The records that follow are to be given again exactly.

* INFORMATION SUPPLIED
------------------------------------
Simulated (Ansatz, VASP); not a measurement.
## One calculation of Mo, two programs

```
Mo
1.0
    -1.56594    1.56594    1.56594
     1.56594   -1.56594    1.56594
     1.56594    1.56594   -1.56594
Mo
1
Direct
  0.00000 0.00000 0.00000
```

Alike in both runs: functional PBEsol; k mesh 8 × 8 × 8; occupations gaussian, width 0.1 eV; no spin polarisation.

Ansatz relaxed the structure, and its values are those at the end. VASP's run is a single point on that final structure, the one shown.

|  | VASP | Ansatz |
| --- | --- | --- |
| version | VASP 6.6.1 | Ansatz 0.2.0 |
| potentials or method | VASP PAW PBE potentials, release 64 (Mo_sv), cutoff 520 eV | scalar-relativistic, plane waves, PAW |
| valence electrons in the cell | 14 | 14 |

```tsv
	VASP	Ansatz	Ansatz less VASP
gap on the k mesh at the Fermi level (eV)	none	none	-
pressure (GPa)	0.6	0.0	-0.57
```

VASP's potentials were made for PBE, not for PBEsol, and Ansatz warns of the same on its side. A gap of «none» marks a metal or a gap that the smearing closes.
------------------------------------

* WRITTEN REPLY
Simulated (Ansatz, VASP); not a measurement.
## One calculation of Mo, two programs

```
Mo
1.0
    -1.56594    1.56594    1.56594
     1.56594   -1.56594    1.56594
     1.56594    1.56594   -1.56594
Mo
1
Direct
  0.00000 0.00000 0.00000
```

Alike in both runs: functional PBEsol; k mesh 8 × 8 × 8; occupations gaussian, width 0.1 eV; no spin polarisation.

Ansatz relaxed the structure, and its values are those at the end. VASP's run is a single point on that final structure, the one shown.

|  | VASP | Ansatz |
| --- | --- | --- |
| version | VASP 6.6.1 | Ansatz 0.2.0 |
| potentials or method | VASP PAW PBE potentials, release 64 (Mo_sv), cutoff 520 eV | scalar-relativistic, plane waves, PAW |
| valence electrons in the cell | 14 | 14 |

```tsv
	VASP	Ansatz	Ansatz less VASP
gap on the k mesh at the Fermi level (eV)	none	none	-
pressure (GPa)	0.6	0.0	-0.57
```

VASP's potentials were made for PBE, not for PBEsol, and Ansatz warns of the same on its side. A gap of «none» marks a metal or a gap that the smearing closes.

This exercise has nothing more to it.